# Work item
Type out the full set of entries again, unchanged.

# Study material
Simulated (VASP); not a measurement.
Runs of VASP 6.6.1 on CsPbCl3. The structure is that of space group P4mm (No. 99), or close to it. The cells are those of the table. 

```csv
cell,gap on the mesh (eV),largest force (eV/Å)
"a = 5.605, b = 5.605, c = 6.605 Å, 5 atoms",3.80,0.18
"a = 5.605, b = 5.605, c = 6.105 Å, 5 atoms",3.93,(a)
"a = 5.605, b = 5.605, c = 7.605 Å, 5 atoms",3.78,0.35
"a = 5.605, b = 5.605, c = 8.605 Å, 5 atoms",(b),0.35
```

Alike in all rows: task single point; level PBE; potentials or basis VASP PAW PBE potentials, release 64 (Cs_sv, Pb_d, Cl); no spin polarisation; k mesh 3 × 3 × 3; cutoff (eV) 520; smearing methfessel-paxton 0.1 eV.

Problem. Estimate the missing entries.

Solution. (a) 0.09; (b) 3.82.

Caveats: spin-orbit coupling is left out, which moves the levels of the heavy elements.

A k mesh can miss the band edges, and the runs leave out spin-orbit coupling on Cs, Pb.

# Exercise solution
Simulated (VASP); not a measurement.
Runs of VASP 6.6.1 on CsPbCl3. The structure is that of space group P4mm (No. 99), or close to it. The cells are those of the table. 

```csv
cell,gap on the mesh (eV),largest force (eV/Å)
"a = 5.605, b = 5.605, c = 6.605 Å, 5 atoms",3.80,0.18
"a = 5.605, b = 5.605, c = 6.105 Å, 5 atoms",3.93,(a)
"a = 5.605, b = 5.605, c = 7.605 Å, 5 atoms",3.78,0.35
"a = 5.605, b = 5.605, c = 8.605 Å, 5 atoms",(b),0.35
```

Alike in all rows: task single point; level PBE; potentials or basis VASP PAW PBE potentials, release 64 (Cs_sv, Pb_d, Cl); no spin polarisation; k mesh 3 × 3 × 3; cutoff (eV) 520; smearing methfessel-paxton 0.1 eV.

Problem. Estimate the missing entries.

Solution. (a) 0.09; (b) 3.82.

Caveats: spin-orbit coupling is left out, which moves the levels of the heavy elements.

A k mesh can miss the band edges, and the runs leave out spin-orbit coupling on Cs, Pb.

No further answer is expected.